_Records supplied_:
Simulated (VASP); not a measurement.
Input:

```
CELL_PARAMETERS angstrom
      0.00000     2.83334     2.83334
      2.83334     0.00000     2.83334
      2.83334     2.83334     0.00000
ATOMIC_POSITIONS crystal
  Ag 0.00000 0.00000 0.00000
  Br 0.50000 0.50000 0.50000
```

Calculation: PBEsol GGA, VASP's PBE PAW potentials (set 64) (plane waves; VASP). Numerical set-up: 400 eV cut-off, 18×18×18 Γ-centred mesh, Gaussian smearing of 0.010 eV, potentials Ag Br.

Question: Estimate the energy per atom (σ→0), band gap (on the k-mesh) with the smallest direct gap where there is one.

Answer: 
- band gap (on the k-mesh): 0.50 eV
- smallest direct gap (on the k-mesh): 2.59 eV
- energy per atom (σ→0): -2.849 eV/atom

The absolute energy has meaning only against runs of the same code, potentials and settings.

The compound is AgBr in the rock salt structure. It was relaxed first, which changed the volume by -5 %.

_Task item_: Out of the data above, give again only the lines starting at the one holding "Calculation: PBEsol GGA, VASP's" and ending at the one holding "The absolute energy", unchanged.

_Exercise output_:
Calculation: PBEsol GGA, VASP's PBE PAW potentials (set 64) (plane waves; VASP). Numerical set-up: 400 eV cut-off, 18×18×18 Γ-centred mesh, Gaussian smearing of 0.010 eV, potentials Ag Br.

Question: Estimate the energy per atom (σ→0), band gap (on the k-mesh) with the smallest direct gap where there is one.

Answer: 
- band gap (on the k-mesh): 0.50 eV
- smallest direct gap (on the k-mesh): 2.59 eV
- energy per atom (σ→0): -2.849 eV/atom

The absolute energy has meaning only against runs of the same code, potentials and settings.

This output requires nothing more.